##### EXCERPTED RECORDS
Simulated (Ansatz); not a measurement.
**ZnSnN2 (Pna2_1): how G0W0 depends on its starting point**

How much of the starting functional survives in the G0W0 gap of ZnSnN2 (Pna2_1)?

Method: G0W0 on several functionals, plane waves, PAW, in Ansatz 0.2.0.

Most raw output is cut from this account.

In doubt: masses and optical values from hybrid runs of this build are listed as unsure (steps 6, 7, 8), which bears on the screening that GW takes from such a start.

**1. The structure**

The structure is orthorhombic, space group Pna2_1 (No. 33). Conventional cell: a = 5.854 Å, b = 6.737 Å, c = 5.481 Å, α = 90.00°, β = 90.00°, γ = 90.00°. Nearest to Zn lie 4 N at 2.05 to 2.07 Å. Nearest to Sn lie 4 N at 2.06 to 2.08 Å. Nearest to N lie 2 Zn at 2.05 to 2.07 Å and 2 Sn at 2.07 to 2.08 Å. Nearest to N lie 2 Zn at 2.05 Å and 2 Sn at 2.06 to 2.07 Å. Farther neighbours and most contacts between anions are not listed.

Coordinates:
##########

• [BRIEF]: Starting with the line with "Method: G0W0 on" above and going on through the line with "The structure is", transcribe every line exactly, both ends included, and add nothing.

• [WRITTEN RESPONSE]:
Method: G0W0 on several functionals, plane waves, PAW, in Ansatz 0.2.0.

Most raw output is cut from this account.

In doubt: masses and optical values from hybrid runs of this build are listed as unsure (steps 6, 7, 8), which bears on the screening that GW takes from such a start.

**1. The structure**

The structure is orthorhombic, space group Pna2_1 (No. 33). Conventional cell: a = 5.854 Å, b = 6.737 Å, c = 5.481 Å, α = 90.00°, β = 90.00°, γ = 90.00°. Nearest to Zn lie 4 N at 2.05 to 2.07 Å. Nearest to Sn lie 4 N at 2.06 to 2.08 Å. Nearest to N lie 2 Zn at 2.05 to 2.07 Å and 2 Sn at 2.07 to 2.08 Å. Nearest to N lie 2 Zn at 2.05 Å and 2 Sn at 2.06 to 2.07 Å. Farther neighbours and most contacts between anions are not listed.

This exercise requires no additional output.